[Opening PROVIDED DATA section]
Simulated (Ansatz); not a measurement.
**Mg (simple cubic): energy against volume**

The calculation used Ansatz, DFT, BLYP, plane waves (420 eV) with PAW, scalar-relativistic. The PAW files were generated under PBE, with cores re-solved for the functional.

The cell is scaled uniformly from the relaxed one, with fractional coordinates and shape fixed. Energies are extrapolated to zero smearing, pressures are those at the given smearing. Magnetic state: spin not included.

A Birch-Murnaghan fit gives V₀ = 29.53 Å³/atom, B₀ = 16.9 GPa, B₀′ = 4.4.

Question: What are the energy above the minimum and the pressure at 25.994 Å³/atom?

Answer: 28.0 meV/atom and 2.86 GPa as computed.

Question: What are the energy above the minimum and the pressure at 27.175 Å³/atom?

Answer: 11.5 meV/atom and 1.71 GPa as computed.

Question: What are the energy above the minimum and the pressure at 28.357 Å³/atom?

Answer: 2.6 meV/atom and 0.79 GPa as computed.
[Closing PROVIDED DATA section]

- REQUIRED ACTION
Set down the whole of the material, exactly.

- WRITTEN REPLY
Simulated (Ansatz); not a measurement.
**Mg (simple cubic): energy against volume**

The calculation used Ansatz, DFT, BLYP, plane waves (420 eV) with PAW, scalar-relativistic. The PAW files were generated under PBE, with cores re-solved for the functional.

The cell is scaled uniformly from the relaxed one, with fractional coordinates and shape fixed. Energies are extrapolated to zero smearing, pressures are those at the given smearing. Magnetic state: spin not included.

A Birch-Murnaghan fit gives V₀ = 29.53 Å³/atom, B₀ = 16.9 GPa, B₀′ = 4.4.

Question: What are the energy above the minimum and the pressure at 25.994 Å³/atom?

Answer: 28.0 meV/atom and 2.86 GPa as computed.

Question: What are the energy above the minimum and the pressure at 27.175 Å³/atom?

Answer: 11.5 meV/atom and 1.71 GPa as computed.

Question: What are the energy above the minimum and the pressure at 28.357 Å³/atom?

Answer: 2.6 meV/atom and 0.79 GPa as computed.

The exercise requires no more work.